### ASSIGNED TASK
Write out exactly the lines from the start of the entries through the one that contains "Program: Ansatz 0.2.0.", including both.

····················
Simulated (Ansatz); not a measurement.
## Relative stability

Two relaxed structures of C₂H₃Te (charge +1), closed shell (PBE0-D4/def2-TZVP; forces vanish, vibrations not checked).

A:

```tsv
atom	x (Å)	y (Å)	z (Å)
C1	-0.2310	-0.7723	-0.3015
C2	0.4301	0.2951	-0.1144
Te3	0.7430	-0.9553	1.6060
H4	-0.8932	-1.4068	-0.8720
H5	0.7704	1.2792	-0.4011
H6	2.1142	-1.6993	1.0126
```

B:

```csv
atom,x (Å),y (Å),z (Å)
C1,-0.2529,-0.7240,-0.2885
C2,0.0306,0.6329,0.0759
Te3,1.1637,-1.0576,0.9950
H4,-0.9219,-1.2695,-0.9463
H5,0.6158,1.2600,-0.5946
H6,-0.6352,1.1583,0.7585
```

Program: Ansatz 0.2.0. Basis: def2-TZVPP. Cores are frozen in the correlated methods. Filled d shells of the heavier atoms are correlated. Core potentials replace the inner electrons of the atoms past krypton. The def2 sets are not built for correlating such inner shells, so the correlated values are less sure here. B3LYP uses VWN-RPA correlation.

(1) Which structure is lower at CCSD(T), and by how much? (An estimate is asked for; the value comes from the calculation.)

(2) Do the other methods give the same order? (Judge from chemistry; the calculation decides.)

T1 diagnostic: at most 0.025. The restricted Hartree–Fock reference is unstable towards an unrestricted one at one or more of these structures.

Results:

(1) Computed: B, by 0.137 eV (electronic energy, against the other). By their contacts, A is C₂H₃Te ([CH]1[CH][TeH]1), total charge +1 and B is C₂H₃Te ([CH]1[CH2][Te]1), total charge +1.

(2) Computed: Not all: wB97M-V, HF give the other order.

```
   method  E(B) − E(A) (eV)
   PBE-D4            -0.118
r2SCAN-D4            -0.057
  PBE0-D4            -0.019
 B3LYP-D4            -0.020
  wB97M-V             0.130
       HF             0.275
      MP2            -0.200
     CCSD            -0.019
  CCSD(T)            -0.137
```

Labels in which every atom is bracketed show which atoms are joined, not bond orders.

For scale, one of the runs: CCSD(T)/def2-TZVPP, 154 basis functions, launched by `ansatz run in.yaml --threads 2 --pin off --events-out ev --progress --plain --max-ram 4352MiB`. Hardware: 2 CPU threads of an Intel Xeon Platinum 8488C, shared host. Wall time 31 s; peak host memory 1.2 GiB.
····················

### WRITTEN RESPONSE
Simulated (Ansatz); not a measurement.
## Relative stability

Two relaxed structures of C₂H₃Te (charge +1), closed shell (PBE0-D4/def2-TZVP; forces vanish, vibrations not checked).

A:

```tsv
atom	x (Å)	y (Å)	z (Å)
C1	-0.2310	-0.7723	-0.3015
C2	0.4301	0.2951	-0.1144
Te3	0.7430	-0.9553	1.6060
H4	-0.8932	-1.4068	-0.8720
H5	0.7704	1.2792	-0.4011
H6	2.1142	-1.6993	1.0126
```

B:

```csv
atom,x (Å),y (Å),z (Å)
C1,-0.2529,-0.7240,-0.2885
C2,0.0306,0.6329,0.0759
Te3,1.1637,-1.0576,0.9950
H4,-0.9219,-1.2695,-0.9463
H5,0.6158,1.2600,-0.5946
H6,-0.6352,1.1583,0.7585
```

Program: Ansatz 0.2.0. Basis: def2-TZVPP. Cores are frozen in the correlated methods. Filled d shells of the heavier atoms are correlated. Core potentials replace the inner electrons of the atoms past krypton. The def2 sets are not built for correlating such inner shells, so the correlated values are less sure here. B3LYP uses VWN-RPA correlation.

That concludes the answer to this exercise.